» Information shown
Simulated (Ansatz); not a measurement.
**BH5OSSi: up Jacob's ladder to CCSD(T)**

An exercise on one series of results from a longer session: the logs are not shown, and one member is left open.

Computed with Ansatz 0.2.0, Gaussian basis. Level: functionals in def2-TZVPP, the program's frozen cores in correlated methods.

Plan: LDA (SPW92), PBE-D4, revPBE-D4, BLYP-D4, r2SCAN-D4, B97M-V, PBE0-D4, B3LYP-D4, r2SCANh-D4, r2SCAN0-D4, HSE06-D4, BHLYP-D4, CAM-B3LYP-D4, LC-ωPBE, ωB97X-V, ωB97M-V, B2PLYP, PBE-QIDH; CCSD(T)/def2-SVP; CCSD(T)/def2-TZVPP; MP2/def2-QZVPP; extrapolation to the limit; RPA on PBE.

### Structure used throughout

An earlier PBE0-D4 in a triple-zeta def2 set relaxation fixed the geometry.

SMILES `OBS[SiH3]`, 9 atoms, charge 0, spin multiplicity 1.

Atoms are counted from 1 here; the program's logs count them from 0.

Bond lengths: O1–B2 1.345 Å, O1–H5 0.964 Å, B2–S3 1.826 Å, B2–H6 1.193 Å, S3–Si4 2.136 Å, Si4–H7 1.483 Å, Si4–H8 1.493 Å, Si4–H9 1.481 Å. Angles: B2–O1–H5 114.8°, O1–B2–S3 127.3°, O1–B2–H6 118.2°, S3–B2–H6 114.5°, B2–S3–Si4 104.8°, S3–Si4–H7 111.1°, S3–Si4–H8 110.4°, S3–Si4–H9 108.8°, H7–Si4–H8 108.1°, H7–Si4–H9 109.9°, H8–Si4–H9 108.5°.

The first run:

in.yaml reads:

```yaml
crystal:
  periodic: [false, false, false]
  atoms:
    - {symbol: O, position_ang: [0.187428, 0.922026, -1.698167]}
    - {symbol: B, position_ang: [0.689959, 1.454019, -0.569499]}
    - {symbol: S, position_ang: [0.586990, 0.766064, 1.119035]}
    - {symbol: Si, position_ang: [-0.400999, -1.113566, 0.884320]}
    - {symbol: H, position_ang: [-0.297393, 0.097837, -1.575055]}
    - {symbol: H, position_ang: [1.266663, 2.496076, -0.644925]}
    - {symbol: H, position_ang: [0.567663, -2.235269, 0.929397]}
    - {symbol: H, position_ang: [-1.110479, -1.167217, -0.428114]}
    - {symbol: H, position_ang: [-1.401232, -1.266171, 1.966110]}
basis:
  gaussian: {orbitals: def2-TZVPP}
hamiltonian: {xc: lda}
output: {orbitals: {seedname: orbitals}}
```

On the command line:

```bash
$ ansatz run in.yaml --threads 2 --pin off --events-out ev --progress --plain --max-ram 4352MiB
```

» Exercise
In the data above, retype exactly and only the lines between the one holding "Computed with Ansatz" and the one holding "An earlier PBE0-D4", inclusive.

» Exercise solution
Computed with Ansatz 0.2.0, Gaussian basis. Level: functionals in def2-TZVPP, the program's frozen cores in correlated methods.

Plan: LDA (SPW92), PBE-D4, revPBE-D4, BLYP-D4, r2SCAN-D4, B97M-V, PBE0-D4, B3LYP-D4, r2SCANh-D4, r2SCAN0-D4, HSE06-D4, BHLYP-D4, CAM-B3LYP-D4, LC-ωPBE, ωB97X-V, ωB97M-V, B2PLYP, PBE-QIDH; CCSD(T)/def2-SVP; CCSD(T)/def2-TZVPP; MP2/def2-QZVPP; extrapolation to the limit; RPA on PBE.

### Structure used throughout

An earlier PBE0-D4 in a triple-zeta def2 set relaxation fixed the geometry.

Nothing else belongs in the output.